◆ ACTIVITY ◆
Return the entries in full, exactly as written.

◆ EXCERPTED DATA ◆
┄┄┄┄┄┄
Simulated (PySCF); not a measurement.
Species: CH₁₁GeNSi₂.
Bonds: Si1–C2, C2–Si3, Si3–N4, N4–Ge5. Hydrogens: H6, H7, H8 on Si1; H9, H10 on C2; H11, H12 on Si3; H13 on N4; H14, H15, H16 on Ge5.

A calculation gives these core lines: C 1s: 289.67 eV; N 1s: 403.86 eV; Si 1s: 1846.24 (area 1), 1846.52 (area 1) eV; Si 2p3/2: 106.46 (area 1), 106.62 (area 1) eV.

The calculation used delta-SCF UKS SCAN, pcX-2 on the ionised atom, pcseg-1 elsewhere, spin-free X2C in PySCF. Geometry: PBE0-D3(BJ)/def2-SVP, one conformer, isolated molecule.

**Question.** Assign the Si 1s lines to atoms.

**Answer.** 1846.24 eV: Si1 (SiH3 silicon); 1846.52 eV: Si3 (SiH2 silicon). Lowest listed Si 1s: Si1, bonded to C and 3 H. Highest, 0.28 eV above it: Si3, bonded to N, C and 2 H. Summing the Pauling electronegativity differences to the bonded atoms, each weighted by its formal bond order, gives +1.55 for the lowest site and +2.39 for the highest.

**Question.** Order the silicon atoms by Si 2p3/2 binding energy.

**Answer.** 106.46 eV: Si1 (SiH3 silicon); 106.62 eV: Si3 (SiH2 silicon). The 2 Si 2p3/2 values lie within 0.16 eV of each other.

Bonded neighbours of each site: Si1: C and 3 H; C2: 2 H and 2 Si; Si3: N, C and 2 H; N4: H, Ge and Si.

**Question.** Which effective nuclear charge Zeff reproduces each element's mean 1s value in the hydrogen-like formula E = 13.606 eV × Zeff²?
┄┄┄┄┄┄

◆ TASK RESPONSE ◆
Simulated (PySCF); not a measurement.
Species: CH₁₁GeNSi₂.
Bonds: Si1–C2, C2–Si3, Si3–N4, N4–Ge5. Hydrogens: H6, H7, H8 on Si1; H9, H10 on C2; H11, H12 on Si3; H13 on N4; H14, H15, H16 on Ge5.

A calculation gives these core lines: C 1s: 289.67 eV; N 1s: 403.86 eV; Si 1s: 1846.24 (area 1), 1846.52 (area 1) eV; Si 2p3/2: 106.46 (area 1), 106.62 (area 1) eV.

The calculation used delta-SCF UKS SCAN, pcX-2 on the ionised atom, pcseg-1 elsewhere, spin-free X2C in PySCF. Geometry: PBE0-D3(BJ)/def2-SVP, one conformer, isolated molecule.

**Question.** Assign the Si 1s lines to atoms.

**Answer.** 1846.24 eV: Si1 (SiH3 silicon); 1846.52 eV: Si3 (SiH2 silicon). Lowest listed Si 1s: Si1, bonded to C and 3 H. Highest, 0.28 eV above it: Si3, bonded to N, C and 2 H. Summing the Pauling electronegativity differences to the bonded atoms, each weighted by its formal bond order, gives +1.55 for the lowest site and +2.39 for the highest.

**Question.** Order the silicon atoms by Si 2p3/2 binding energy.

**Answer.** 106.46 eV: Si1 (SiH3 silicon); 106.62 eV: Si3 (SiH2 silicon). The 2 Si 2p3/2 values lie within 0.16 eV of each other.

Bonded neighbours of each site: Si1: C and 3 H; C2: 2 H and 2 Si; Si3: N, C and 2 H; N4: H, Ge and Si.

**Question.** Which effective nuclear charge Zeff reproduces each element's mean 1s value in the hydrogen-like formula E = 13.606 eV × Zeff²?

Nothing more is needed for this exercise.